ASSIGNED TASK: Write out, word for word, the part of the listing below that opens with the line containing "System: 1T (CdI2-type)" and closes with the line containing "The lowest energy", keeping both of those lines and adding no others.

DATA SHOWN:
------------------------------------------------

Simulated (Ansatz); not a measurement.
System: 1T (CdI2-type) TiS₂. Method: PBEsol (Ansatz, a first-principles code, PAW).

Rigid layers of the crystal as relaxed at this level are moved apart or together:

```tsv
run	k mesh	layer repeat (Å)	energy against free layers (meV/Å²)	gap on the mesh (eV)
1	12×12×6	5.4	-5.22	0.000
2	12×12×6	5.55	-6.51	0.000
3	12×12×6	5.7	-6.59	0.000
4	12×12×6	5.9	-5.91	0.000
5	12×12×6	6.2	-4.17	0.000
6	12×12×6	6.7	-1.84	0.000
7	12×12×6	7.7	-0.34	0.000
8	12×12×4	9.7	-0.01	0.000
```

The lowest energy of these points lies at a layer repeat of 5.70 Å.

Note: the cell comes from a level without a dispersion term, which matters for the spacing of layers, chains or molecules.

------------------------------------------------

TASK RESULT:
System: 1T (CdI2-type) TiS₂. Method: PBEsol (Ansatz, a first-principles code, PAW).

Rigid layers of the crystal as relaxed at this level are moved apart or together:

```tsv
run	k mesh	layer repeat (Å)	energy against free layers (meV/Å²)	gap on the mesh (eV)
1	12×12×6	5.4	-5.22	0.000
2	12×12×6	5.55	-6.51	0.000
3	12×12×6	5.7	-6.59	0.000
4	12×12×6	5.9	-5.91	0.000
5	12×12×6	6.2	-4.17	0.000
6	12×12×6	6.7	-1.84	0.000
7	12×12×6	7.7	-0.34	0.000
8	12×12×4	9.7	-0.01	0.000
```

The lowest energy of these points lies at a layer repeat of 5.70 Å.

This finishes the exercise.